----------------

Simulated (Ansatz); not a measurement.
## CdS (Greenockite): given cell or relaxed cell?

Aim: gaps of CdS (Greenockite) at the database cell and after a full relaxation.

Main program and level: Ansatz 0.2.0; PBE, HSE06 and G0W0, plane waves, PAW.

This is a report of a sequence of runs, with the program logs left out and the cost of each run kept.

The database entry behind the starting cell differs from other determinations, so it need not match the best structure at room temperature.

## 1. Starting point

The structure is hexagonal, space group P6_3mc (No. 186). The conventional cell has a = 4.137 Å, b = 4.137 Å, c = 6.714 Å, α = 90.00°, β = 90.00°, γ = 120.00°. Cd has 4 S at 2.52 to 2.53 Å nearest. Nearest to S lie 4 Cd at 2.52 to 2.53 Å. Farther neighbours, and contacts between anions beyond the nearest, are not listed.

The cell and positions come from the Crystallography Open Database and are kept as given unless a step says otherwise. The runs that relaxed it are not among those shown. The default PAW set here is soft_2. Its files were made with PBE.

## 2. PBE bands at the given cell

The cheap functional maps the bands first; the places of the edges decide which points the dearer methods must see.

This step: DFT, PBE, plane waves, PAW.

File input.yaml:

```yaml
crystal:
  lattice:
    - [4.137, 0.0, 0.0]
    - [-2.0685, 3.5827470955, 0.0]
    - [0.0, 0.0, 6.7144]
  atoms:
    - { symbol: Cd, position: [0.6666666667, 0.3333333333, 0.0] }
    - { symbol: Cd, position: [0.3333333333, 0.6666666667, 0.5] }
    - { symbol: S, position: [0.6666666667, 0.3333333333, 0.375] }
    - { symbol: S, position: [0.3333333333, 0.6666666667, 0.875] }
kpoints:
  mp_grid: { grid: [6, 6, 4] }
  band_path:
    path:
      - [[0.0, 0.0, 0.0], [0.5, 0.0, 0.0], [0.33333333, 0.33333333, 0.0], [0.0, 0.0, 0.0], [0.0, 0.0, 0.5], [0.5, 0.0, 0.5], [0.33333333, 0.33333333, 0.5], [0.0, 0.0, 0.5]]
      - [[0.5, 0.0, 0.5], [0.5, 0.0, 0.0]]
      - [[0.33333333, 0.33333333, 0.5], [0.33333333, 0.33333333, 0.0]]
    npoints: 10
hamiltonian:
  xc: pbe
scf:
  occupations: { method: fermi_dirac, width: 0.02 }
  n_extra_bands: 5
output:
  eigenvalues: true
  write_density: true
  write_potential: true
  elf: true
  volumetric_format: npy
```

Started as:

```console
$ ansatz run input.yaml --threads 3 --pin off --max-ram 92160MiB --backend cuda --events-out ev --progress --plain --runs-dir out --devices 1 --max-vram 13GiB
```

----------------

Copy the lines of the data above exactly as written, beginning with the line containing "Aim: gaps of" and ending with the line containing "The cell and", and leave out all other lines.

Aim: gaps of CdS (Greenockite) at the database cell and after a full relaxation.

Main program and level: Ansatz 0.2.0; PBE, HSE06 and G0W0, plane waves, PAW.

This is a report of a sequence of runs, with the program logs left out and the cost of each run kept.

The database entry behind the starting cell differs from other determinations, so it need not match the best structure at room temperature.

## 1. Starting point

The structure is hexagonal, space group P6_3mc (No. 186). The conventional cell has a = 4.137 Å, b = 4.137 Å, c = 6.714 Å, α = 90.00°, β = 90.00°, γ = 120.00°. Cd has 4 S at 2.52 to 2.53 Å nearest. Nearest to S lie 4 Cd at 2.52 to 2.53 Å. Farther neighbours, and contacts between anions beyond the nearest, are not listed.

The cell and positions come from the Crystallography Open Database and are kept as given unless a step says otherwise. The runs that relaxed it are not among those shown. The default PAW set here is soft_2. Its files were made with PBE.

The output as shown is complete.